━━━━

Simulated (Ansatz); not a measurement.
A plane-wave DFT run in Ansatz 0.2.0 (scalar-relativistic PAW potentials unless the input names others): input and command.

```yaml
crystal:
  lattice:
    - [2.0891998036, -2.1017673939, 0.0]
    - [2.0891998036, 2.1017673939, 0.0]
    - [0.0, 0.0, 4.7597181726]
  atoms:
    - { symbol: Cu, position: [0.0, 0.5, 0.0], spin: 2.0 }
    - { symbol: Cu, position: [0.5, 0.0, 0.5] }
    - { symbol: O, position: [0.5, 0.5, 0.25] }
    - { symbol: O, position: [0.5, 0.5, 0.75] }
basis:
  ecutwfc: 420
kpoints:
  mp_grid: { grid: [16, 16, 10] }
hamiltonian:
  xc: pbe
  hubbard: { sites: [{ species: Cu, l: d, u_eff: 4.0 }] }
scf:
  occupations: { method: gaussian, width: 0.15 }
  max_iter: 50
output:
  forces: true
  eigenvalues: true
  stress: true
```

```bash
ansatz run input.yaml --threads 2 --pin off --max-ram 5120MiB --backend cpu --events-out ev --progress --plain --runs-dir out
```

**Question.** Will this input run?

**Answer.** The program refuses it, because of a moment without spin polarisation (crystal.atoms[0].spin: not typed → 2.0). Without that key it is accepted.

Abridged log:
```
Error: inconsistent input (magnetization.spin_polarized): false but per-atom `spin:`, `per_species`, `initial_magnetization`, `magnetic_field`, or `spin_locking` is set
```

━━━━

## ASSIGNMENT
Copy down the material above exactly as it is.

## WRITTEN REPLY
Simulated (Ansatz); not a measurement.
A plane-wave DFT run in Ansatz 0.2.0 (scalar-relativistic PAW potentials unless the input names others): input and command.

```yaml
crystal:
  lattice:
    - [2.0891998036, -2.1017673939, 0.0]
    - [2.0891998036, 2.1017673939, 0.0]
    - [0.0, 0.0, 4.7597181726]
  atoms:
    - { symbol: Cu, position: [0.0, 0.5, 0.0], spin: 2.0 }
    - { symbol: Cu, position: [0.5, 0.0, 0.5] }
    - { symbol: O, position: [0.5, 0.5, 0.25] }
    - { symbol: O, position: [0.5, 0.5, 0.75] }
basis:
  ecutwfc: 420
kpoints:
  mp_grid: { grid: [16, 16, 10] }
hamiltonian:
  xc: pbe
  hubbard: { sites: [{ species: Cu, l: d, u_eff: 4.0 }] }
scf:
  occupations: { method: gaussian, width: 0.15 }
  max_iter: 50
output:
  forces: true
  eigenvalues: true
  stress: true
```

```bash
ansatz run input.yaml --threads 2 --pin off --max-ram 5120MiB --backend cpu --events-out ev --progress --plain --runs-dir out
```

**Question.** Will this input run?

**Answer.** The program refuses it, because of a moment without spin polarisation (crystal.atoms[0].spin: not typed → 2.0). Without that key it is accepted.

Abridged log:
```
Error: inconsistent input (magnetization.spin_polarized): false but per-atom `spin:`, `per_species`, `initial_magnetization`, `magnetic_field`, or `spin_locking` is set
```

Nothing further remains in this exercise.